- _ACTIVITY_
Copy out each record below, exactly as given.

- _DATA EXTRACTS_
• • •
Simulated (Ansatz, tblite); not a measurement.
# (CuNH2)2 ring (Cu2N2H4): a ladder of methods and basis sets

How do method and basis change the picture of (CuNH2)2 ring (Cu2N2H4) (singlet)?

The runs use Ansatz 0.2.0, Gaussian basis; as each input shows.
• • •

- _RESPONSE_
Simulated (Ansatz, tblite); not a measurement.
# (CuNH2)2 ring (Cu2N2H4): a ladder of methods and basis sets

How do method and basis change the picture of (CuNH2)2 ring (Cu2N2H4) (singlet)?

The runs use Ansatz 0.2.0, Gaussian basis; as each input shows.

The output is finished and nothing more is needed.